Start of Block

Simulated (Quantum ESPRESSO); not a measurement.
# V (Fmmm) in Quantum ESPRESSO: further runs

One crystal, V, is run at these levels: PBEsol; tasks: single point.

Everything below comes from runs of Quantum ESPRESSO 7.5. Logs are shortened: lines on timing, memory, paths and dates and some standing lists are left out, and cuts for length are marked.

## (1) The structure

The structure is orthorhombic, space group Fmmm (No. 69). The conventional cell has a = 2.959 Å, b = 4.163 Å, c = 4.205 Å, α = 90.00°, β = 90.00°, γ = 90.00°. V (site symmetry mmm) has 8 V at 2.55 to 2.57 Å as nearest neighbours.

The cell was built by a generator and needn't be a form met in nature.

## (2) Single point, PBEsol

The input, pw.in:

End of Block

## Work task
Every line above from the line with "## (1) The structure" to the line with "## (2) Single point, PBEsol", inclusive, must be returned exactly; no other line belongs in the reply.

## Exercise answer
## (1) The structure

The structure is orthorhombic, space group Fmmm (No. 69). The conventional cell has a = 2.959 Å, b = 4.163 Å, c = 4.205 Å, α = 90.00°, β = 90.00°, γ = 90.00°. V (site symmetry mmm) has 8 V at 2.55 to 2.57 Å as nearest neighbours.

The cell was built by a generator and needn't be a form met in nature.

## (2) Single point, PBEsol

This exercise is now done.